**TASK ITEM**
Write every record out again exactly as given.

-- GIVEN RECORDS follows --

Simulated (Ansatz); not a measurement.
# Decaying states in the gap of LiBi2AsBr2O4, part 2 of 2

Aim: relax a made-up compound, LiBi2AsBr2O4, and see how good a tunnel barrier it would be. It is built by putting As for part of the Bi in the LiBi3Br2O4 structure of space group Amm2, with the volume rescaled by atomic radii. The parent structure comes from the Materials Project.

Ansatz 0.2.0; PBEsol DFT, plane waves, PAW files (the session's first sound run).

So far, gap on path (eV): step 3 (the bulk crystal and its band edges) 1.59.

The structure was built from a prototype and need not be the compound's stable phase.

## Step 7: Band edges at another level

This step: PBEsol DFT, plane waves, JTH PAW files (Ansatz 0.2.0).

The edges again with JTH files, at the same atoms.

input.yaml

-- GIVEN RECORDS concluded --

**SOLUTION**
Simulated (Ansatz); not a measurement.
# Decaying states in the gap of LiBi2AsBr2O4, part 2 of 2

Aim: relax a made-up compound, LiBi2AsBr2O4, and see how good a tunnel barrier it would be. It is built by putting As for part of the Bi in the LiBi3Br2O4 structure of space group Amm2, with the volume rescaled by atomic radii. The parent structure comes from the Materials Project.

Ansatz 0.2.0; PBEsol DFT, plane waves, PAW files (the session's first sound run).

So far, gap on path (eV): step 3 (the bulk crystal and its band edges) 1.59.

The structure was built from a prototype and need not be the compound's stable phase.

## Step 7: Band edges at another level

This step: PBEsol DFT, plane waves, JTH PAW files (Ansatz 0.2.0).

The edges again with JTH files, at the same atoms.

input.yaml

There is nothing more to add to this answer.